**WORK ORDER**
Give back all the data exactly as it was written.

**PROVIDED INFORMATION**
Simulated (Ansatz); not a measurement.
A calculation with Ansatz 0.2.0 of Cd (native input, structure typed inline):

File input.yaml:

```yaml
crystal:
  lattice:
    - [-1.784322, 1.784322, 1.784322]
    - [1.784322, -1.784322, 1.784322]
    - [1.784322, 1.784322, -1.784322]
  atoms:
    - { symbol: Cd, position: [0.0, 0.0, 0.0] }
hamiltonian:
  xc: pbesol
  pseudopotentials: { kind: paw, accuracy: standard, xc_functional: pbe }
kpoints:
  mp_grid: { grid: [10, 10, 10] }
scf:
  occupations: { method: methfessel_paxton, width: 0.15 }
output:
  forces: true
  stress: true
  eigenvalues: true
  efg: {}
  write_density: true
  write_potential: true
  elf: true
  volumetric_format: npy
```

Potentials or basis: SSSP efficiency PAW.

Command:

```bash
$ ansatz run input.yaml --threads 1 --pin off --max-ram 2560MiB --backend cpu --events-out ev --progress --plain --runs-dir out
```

**TASK OUTPUT**
Simulated (Ansatz); not a measurement.
A calculation with Ansatz 0.2.0 of Cd (native input, structure typed inline):

File input.yaml:

```yaml
crystal:
  lattice:
    - [-1.784322, 1.784322, 1.784322]
    - [1.784322, -1.784322, 1.784322]
    - [1.784322, 1.784322, -1.784322]
  atoms:
    - { symbol: Cd, position: [0.0, 0.0, 0.0] }
hamiltonian:
  xc: pbesol
  pseudopotentials: { kind: paw, accuracy: standard, xc_functional: pbe }
kpoints:
  mp_grid: { grid: [10, 10, 10] }
scf:
  occupations: { method: methfessel_paxton, width: 0.15 }
output:
  forces: true
  stress: true
  eigenvalues: true
  efg: {}
  write_density: true
  write_potential: true
  elf: true
  volumetric_format: npy
```

Potentials or basis: SSSP efficiency PAW.

Command:

```bash
$ ansatz run input.yaml --threads 1 --pin off --max-ram 2560MiB --backend cpu --events-out ev --progress --plain --runs-dir out
```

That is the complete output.